ACTION ITEM:
The expected output is the complete listing, copied exactly.

SUPPLIED ENTRIES:
———

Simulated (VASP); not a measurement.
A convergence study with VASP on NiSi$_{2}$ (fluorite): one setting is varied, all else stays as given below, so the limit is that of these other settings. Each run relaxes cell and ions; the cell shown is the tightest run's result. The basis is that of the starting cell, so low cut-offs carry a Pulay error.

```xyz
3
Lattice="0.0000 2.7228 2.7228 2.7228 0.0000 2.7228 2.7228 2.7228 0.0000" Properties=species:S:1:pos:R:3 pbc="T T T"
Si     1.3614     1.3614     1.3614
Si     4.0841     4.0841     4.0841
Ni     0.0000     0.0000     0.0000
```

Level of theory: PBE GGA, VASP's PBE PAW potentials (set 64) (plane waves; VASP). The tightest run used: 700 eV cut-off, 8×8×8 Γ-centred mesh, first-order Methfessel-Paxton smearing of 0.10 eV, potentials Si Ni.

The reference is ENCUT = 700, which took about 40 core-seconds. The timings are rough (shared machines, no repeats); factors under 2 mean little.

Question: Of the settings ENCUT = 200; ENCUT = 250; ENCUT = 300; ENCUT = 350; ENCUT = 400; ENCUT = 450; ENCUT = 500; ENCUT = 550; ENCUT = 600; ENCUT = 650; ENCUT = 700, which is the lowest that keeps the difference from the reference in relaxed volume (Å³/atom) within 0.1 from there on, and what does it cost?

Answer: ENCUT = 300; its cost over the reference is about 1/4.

———

ANSWER SPACE:
Simulated (VASP); not a measurement.
A convergence study with VASP on NiSi$_{2}$ (fluorite): one setting is varied, all else stays as given below, so the limit is that of these other settings. Each run relaxes cell and ions; the cell shown is the tightest run's result. The basis is that of the starting cell, so low cut-offs carry a Pulay error.

```xyz
3
Lattice="0.0000 2.7228 2.7228 2.7228 0.0000 2.7228 2.7228 2.7228 0.0000" Properties=species:S:1:pos:R:3 pbc="T T T"
Si     1.3614     1.3614     1.3614
Si     4.0841     4.0841     4.0841
Ni     0.0000     0.0000     0.0000
```

Level of theory: PBE GGA, VASP's PBE PAW potentials (set 64) (plane waves; VASP). The tightest run used: 700 eV cut-off, 8×8×8 Γ-centred mesh, first-order Methfessel-Paxton smearing of 0.10 eV, potentials Si Ni.

The reference is ENCUT = 700, which took about 40 core-seconds. The timings are rough (shared machines, no repeats); factors under 2 mean little.

Question: Of the settings ENCUT = 200; ENCUT = 250; ENCUT = 300; ENCUT = 350; ENCUT = 400; ENCUT = 450; ENCUT = 500; ENCUT = 550; ENCUT = 600; ENCUT = 650; ENCUT = 700, which is the lowest that keeps the difference from the reference in relaxed volume (Å³/atom) within 0.1 from there on, and what does it cost?

Answer: ENCUT = 300; its cost over the reference is about 1/4.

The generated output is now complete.